Write out each line of the entries exactly, starting at the first and finishing with the line that contains "Q: Fill in the withheld values. (Estimate.)".

▶

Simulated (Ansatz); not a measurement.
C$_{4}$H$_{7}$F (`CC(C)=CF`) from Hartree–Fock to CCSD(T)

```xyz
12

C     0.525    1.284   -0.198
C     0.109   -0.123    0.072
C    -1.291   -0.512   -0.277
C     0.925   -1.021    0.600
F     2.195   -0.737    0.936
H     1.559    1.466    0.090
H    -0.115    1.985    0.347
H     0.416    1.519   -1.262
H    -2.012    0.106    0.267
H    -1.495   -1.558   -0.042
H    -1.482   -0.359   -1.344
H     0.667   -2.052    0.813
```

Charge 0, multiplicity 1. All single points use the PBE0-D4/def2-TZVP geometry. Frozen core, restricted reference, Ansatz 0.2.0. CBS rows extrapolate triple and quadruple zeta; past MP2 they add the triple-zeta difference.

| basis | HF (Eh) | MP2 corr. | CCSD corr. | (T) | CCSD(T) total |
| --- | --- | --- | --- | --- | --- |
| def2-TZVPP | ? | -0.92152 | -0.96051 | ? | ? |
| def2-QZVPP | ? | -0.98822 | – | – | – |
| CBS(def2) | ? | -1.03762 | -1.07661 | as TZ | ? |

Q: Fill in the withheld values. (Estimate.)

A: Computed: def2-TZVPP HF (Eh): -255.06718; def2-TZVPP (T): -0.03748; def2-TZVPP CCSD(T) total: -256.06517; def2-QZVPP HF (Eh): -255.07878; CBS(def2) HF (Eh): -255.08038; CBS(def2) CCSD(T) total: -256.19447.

◀

**TASK RESPONSE**
Simulated (Ansatz); not a measurement.
C$_{4}$H$_{7}$F (`CC(C)=CF`) from Hartree–Fock to CCSD(T)

```xyz
12

C     0.525    1.284   -0.198
C     0.109   -0.123    0.072
C    -1.291   -0.512   -0.277
C     0.925   -1.021    0.600
F     2.195   -0.737    0.936
H     1.559    1.466    0.090
H    -0.115    1.985    0.347
H     0.416    1.519   -1.262
H    -2.012    0.106    0.267
H    -1.495   -1.558   -0.042
H    -1.482   -0.359   -1.344
H     0.667   -2.052    0.813
```

Charge 0, multiplicity 1. All single points use the PBE0-D4/def2-TZVP geometry. Frozen core, restricted reference, Ansatz 0.2.0. CBS rows extrapolate triple and quadruple zeta; past MP2 they add the triple-zeta difference.

| basis | HF (Eh) | MP2 corr. | CCSD corr. | (T) | CCSD(T) total |
| --- | --- | --- | --- | --- | --- |
| def2-TZVPP | ? | -0.92152 | -0.96051 | ? | ? |
| def2-QZVPP | ? | -0.98822 | – | – | – |
| CBS(def2) | ? | -1.03762 | -1.07661 | as TZ | ? |

Q: Fill in the withheld values. (Estimate.)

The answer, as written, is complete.